- Work instruction
Within the data that follows, set down exactly the lines from the one containing "### 1 The starting structure" through the one containing "### 2 The calculation", both ends included.

- Dataset
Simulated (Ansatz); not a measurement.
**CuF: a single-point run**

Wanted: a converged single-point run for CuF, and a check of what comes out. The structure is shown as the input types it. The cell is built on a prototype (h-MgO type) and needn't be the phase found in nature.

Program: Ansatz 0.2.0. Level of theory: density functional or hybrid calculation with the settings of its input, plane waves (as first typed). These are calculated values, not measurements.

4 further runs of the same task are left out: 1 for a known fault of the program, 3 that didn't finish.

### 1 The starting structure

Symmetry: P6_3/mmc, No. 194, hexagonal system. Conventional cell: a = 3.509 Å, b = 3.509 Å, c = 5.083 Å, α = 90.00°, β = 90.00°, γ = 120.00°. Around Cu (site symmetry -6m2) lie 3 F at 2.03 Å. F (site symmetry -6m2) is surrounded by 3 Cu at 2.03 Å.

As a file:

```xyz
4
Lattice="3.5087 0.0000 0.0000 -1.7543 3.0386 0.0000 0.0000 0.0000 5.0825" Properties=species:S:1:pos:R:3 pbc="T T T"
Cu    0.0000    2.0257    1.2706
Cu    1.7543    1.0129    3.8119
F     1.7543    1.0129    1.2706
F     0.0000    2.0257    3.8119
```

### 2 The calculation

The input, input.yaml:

- Task output
### 1 The starting structure

Symmetry: P6_3/mmc, No. 194, hexagonal system. Conventional cell: a = 3.509 Å, b = 3.509 Å, c = 5.083 Å, α = 90.00°, β = 90.00°, γ = 120.00°. Around Cu (site symmetry -6m2) lie 3 F at 2.03 Å. F (site symmetry -6m2) is surrounded by 3 Cu at 2.03 Å.

As a file:

```xyz
4
Lattice="3.5087 0.0000 0.0000 -1.7543 3.0386 0.0000 0.0000 0.0000 5.0825" Properties=species:S:1:pos:R:3 pbc="T T T"
Cu    0.0000    2.0257    1.2706
Cu    1.7543    1.0129    3.8119
F     1.7543    1.0129    1.2706
F     0.0000    2.0257    3.8119
```

### 2 The calculation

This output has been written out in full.